== Segment start ==

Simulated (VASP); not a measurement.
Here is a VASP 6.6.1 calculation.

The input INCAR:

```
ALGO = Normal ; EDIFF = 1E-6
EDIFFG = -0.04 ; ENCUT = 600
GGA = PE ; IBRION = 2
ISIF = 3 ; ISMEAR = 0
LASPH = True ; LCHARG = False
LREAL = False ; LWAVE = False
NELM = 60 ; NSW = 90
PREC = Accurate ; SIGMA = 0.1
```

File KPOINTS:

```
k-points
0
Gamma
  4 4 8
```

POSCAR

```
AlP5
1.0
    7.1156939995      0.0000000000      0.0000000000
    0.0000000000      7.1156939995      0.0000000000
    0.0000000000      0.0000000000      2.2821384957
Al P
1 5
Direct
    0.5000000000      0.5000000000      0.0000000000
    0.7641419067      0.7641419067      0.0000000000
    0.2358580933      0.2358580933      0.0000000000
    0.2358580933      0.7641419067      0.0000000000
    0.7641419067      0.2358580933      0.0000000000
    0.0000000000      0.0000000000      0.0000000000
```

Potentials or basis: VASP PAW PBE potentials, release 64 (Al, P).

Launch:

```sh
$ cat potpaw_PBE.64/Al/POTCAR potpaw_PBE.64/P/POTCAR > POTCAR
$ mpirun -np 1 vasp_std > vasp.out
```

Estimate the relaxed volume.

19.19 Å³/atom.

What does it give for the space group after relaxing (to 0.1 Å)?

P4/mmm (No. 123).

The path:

== Segment end ==

— Task item —
Every entry in the listing above is to be repeated verbatim.

— Answer area —
Simulated (VASP); not a measurement.
Here is a VASP 6.6.1 calculation.

The input INCAR:

```
ALGO = Normal ; EDIFF = 1E-6
EDIFFG = -0.04 ; ENCUT = 600
GGA = PE ; IBRION = 2
ISIF = 3 ; ISMEAR = 0
LASPH = True ; LCHARG = False
LREAL = False ; LWAVE = False
NELM = 60 ; NSW = 90
PREC = Accurate ; SIGMA = 0.1
```

File KPOINTS:

```
k-points
0
Gamma
  4 4 8
```

POSCAR

```
AlP5
1.0
    7.1156939995      0.0000000000      0.0000000000
    0.0000000000      7.1156939995      0.0000000000
    0.0000000000      0.0000000000      2.2821384957
Al P
1 5
Direct
    0.5000000000      0.5000000000      0.0000000000
    0.7641419067      0.7641419067      0.0000000000
    0.2358580933      0.2358580933      0.0000000000
    0.2358580933      0.7641419067      0.0000000000
    0.7641419067      0.2358580933      0.0000000000
    0.0000000000      0.0000000000      0.0000000000
```

Potentials or basis: VASP PAW PBE potentials, release 64 (Al, P).

Launch:

```sh
$ cat potpaw_PBE.64/Al/POTCAR potpaw_PBE.64/P/POTCAR > POTCAR
$ mpirun -np 1 vasp_std > vasp.out
```

Estimate the relaxed volume.

19.19 Å³/atom.

What does it give for the space group after relaxing (to 0.1 Å)?

P4/mmm (No. 123).

The path:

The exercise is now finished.